--------------------------------------------------

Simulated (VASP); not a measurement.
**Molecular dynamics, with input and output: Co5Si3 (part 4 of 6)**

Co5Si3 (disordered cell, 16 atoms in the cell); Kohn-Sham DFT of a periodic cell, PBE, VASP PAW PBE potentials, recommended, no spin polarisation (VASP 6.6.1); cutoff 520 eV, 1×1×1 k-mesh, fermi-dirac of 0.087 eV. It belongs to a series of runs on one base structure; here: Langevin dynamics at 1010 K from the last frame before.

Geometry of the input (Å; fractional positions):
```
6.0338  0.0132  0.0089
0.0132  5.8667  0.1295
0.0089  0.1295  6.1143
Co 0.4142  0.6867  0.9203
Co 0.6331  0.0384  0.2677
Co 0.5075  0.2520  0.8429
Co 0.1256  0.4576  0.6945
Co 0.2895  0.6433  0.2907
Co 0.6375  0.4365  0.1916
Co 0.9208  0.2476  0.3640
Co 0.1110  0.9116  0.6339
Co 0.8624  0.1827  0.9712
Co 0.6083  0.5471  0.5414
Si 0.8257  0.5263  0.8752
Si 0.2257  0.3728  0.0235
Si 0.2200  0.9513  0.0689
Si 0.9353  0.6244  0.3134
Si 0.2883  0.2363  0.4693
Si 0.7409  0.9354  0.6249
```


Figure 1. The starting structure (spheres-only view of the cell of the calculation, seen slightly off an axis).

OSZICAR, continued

--------------------------------------------------

Work request:
Copy out the full listing exactly.

Solution:
Simulated (VASP); not a measurement.
**Molecular dynamics, with input and output: Co5Si3 (part 4 of 6)**

Co5Si3 (disordered cell, 16 atoms in the cell); Kohn-Sham DFT of a periodic cell, PBE, VASP PAW PBE potentials, recommended, no spin polarisation (VASP 6.6.1); cutoff 520 eV, 1×1×1 k-mesh, fermi-dirac of 0.087 eV. It belongs to a series of runs on one base structure; here: Langevin dynamics at 1010 K from the last frame before.

Geometry of the input (Å; fractional positions):
```
6.0338  0.0132  0.0089
0.0132  5.8667  0.1295
0.0089  0.1295  6.1143
Co 0.4142  0.6867  0.9203
Co 0.6331  0.0384  0.2677
Co 0.5075  0.2520  0.8429
Co 0.1256  0.4576  0.6945
Co 0.2895  0.6433  0.2907
Co 0.6375  0.4365  0.1916
Co 0.9208  0.2476  0.3640
Co 0.1110  0.9116  0.6339
Co 0.8624  0.1827  0.9712
Co 0.6083  0.5471  0.5414
Si 0.8257  0.5263  0.8752
Si 0.2257  0.3728  0.0235
Si 0.2200  0.9513  0.0689
Si 0.9353  0.6244  0.3134
Si 0.2883  0.2363  0.4693
Si 0.7409  0.9354  0.6249
```


Figure 1. The starting structure (spheres-only view of the cell of the calculation, seen slightly off an axis).

OSZICAR, continued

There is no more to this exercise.